Required action: Everything in the data below is left aside except the lines from the one containing "Alike in both" through the one containing "Ansatz 0.2.0 |"; repeat those exactly.

---- Data extracts

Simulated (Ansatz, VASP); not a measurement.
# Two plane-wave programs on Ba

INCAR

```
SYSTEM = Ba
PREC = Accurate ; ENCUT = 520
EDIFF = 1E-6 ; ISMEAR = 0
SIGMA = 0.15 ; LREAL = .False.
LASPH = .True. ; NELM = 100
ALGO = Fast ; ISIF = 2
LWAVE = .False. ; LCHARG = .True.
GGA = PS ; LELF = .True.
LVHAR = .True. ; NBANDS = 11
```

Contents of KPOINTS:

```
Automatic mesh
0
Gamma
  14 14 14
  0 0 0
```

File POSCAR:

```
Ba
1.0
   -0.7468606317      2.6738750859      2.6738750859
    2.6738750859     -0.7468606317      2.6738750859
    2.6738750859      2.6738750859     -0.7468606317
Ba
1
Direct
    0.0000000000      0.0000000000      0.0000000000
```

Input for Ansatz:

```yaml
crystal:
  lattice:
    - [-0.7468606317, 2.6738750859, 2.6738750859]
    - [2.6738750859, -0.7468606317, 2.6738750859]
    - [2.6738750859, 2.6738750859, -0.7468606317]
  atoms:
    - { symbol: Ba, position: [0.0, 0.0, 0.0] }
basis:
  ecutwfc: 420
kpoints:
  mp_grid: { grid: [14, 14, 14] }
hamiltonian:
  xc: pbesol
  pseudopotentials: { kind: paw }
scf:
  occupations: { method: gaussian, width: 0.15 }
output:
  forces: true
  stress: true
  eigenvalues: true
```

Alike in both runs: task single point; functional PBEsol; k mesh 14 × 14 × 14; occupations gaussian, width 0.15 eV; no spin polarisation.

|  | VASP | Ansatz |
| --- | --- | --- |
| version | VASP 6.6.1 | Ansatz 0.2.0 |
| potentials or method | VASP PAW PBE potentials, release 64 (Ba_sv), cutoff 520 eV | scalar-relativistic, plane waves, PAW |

--------

Written solution:
Alike in both runs: task single point; functional PBEsol; k mesh 14 × 14 × 14; occupations gaussian, width 0.15 eV; no spin polarisation.

|  | VASP | Ansatz |
| --- | --- | --- |
| version | VASP 6.6.1 | Ansatz 0.2.0 |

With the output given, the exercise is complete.